> [Extracted information]:
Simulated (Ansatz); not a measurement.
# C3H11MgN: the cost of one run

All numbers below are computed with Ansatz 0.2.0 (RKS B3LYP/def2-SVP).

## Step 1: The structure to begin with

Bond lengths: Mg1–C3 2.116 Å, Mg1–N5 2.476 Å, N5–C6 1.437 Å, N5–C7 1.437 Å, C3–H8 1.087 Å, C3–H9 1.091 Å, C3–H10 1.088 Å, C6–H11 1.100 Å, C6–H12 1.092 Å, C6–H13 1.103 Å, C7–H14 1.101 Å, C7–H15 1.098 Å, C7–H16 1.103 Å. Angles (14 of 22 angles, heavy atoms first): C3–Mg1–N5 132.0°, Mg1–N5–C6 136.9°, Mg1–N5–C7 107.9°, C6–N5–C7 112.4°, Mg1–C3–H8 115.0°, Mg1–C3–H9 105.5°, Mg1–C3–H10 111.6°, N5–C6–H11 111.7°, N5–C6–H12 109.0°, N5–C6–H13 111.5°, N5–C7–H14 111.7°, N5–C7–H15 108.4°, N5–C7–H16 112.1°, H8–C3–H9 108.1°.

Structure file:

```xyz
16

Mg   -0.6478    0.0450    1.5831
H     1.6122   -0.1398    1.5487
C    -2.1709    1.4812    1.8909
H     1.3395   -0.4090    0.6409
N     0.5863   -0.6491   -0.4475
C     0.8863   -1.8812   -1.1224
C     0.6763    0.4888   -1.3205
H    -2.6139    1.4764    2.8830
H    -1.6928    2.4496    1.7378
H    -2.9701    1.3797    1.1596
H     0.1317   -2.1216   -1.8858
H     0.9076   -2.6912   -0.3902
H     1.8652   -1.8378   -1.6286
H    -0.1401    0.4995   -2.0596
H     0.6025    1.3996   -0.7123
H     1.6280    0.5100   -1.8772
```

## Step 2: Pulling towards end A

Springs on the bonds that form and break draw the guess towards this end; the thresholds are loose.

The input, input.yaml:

> [Work instruction]:
When you reach the line that contains "## Step 1: The structure to begin with", stop; that line and every line before it, from the very first line of the data, should be restated word for word.

> [Your response]:
Simulated (Ansatz); not a measurement.
# C3H11MgN: the cost of one run

All numbers below are computed with Ansatz 0.2.0 (RKS B3LYP/def2-SVP).

## Step 1: The structure to begin with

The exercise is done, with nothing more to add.